◆ Work instruction: Output an exact reproduction of the data.

+++ Provided material +++

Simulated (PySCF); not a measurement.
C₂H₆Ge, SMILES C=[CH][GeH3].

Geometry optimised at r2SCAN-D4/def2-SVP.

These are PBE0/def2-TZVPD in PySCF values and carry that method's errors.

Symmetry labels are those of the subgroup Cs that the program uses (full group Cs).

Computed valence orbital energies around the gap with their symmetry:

+++

◆ Answer space:
Simulated (PySCF); not a measurement.
C₂H₆Ge, SMILES C=[CH][GeH3].

Geometry optimised at r2SCAN-D4/def2-SVP.

These are PBE0/def2-TZVPD in PySCF values and carry that method's errors.

Symmetry labels are those of the subgroup Cs that the program uses (full group Cs).

Computed valence orbital energies around the gap with their symmetry:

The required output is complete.